Your output should be the lines of the data that follow, reproduced exactly from the first through the line bearing "- Pressure: 1.5 GPa".

__Given entries__:
══════
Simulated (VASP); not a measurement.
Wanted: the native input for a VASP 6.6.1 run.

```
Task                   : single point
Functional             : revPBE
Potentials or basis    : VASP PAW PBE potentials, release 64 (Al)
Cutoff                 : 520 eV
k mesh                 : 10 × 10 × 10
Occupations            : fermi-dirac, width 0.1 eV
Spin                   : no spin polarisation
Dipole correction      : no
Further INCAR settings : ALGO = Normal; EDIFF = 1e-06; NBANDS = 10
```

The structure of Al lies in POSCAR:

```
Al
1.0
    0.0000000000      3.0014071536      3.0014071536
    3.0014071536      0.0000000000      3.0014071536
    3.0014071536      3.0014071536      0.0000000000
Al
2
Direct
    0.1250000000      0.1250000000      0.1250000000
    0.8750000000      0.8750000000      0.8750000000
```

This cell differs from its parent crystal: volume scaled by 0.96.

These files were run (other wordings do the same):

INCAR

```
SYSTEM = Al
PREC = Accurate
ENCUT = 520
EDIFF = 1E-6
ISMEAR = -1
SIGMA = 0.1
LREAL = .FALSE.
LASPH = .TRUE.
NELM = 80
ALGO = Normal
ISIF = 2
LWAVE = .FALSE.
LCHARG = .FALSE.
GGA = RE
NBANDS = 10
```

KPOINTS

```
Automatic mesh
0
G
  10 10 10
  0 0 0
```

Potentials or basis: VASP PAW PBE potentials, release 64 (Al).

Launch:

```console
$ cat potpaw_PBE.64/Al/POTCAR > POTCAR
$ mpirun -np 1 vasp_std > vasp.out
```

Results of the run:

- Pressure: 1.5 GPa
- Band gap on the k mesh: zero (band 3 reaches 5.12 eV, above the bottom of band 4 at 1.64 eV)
══════

__Answer box__:
Simulated (VASP); not a measurement.
Wanted: the native input for a VASP 6.6.1 run.

```
Task                   : single point
Functional             : revPBE
Potentials or basis    : VASP PAW PBE potentials, release 64 (Al)
Cutoff                 : 520 eV
k mesh                 : 10 × 10 × 10
Occupations            : fermi-dirac, width 0.1 eV
Spin                   : no spin polarisation
Dipole correction      : no
Further INCAR settings : ALGO = Normal; EDIFF = 1e-06; NBANDS = 10
```

The structure of Al lies in POSCAR:

```
Al
1.0
    0.0000000000      3.0014071536      3.0014071536
    3.0014071536      0.0000000000      3.0014071536
    3.0014071536      3.0014071536      0.0000000000
Al
2
Direct
    0.1250000000      0.1250000000      0.1250000000
    0.8750000000      0.8750000000      0.8750000000
```

This cell differs from its parent crystal: volume scaled by 0.96.

These files were run (other wordings do the same):

INCAR

```
SYSTEM = Al
PREC = Accurate
ENCUT = 520
EDIFF = 1E-6
ISMEAR = -1
SIGMA = 0.1
LREAL = .FALSE.
LASPH = .TRUE.
NELM = 80
ALGO = Normal
ISIF = 2
LWAVE = .FALSE.
LCHARG = .FALSE.
GGA = RE
NBANDS = 10
```

KPOINTS

```
Automatic mesh
0
G
  10 10 10
  0 0 0
```

Potentials or basis: VASP PAW PBE potentials, release 64 (Al).

Launch:

```console
$ cat potpaw_PBE.64/Al/POTCAR > POTCAR
$ mpirun -np 1 vasp_std > vasp.out
```

Results of the run:

- Pressure: 1.5 GPa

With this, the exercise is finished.